=== Assignment ===
Each line of the listing is to be copied exactly.

=== Given information ===
************
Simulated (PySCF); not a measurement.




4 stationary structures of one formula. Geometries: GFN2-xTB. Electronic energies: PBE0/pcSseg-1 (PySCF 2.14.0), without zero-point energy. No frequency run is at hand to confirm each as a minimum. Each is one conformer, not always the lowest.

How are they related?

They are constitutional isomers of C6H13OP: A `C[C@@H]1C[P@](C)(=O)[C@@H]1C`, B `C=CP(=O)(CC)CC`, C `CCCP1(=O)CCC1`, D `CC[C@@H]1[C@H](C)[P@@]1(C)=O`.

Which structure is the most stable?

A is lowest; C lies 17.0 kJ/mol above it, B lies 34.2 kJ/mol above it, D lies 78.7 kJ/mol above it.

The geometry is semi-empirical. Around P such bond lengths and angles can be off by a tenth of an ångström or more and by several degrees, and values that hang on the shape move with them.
************

=== Task output ===
Simulated (PySCF); not a measurement.




4 stationary structures of one formula. Geometries: GFN2-xTB. Electronic energies: PBE0/pcSseg-1 (PySCF 2.14.0), without zero-point energy. No frequency run is at hand to confirm each as a minimum. Each is one conformer, not always the lowest.

How are they related?

They are constitutional isomers of C6H13OP: A `C[C@@H]1C[P@](C)(=O)[C@@H]1C`, B `C=CP(=O)(CC)CC`, C `CCCP1(=O)CCC1`, D `CC[C@@H]1[C@H](C)[P@@]1(C)=O`.

Which structure is the most stable?

A is lowest; C lies 17.0 kJ/mol above it, B lies 34.2 kJ/mol above it, D lies 78.7 kJ/mol above it.

The geometry is semi-empirical. Around P such bond lengths and angles can be off by a tenth of an ångström or more and by several degrees, and values that hang on the shape move with them.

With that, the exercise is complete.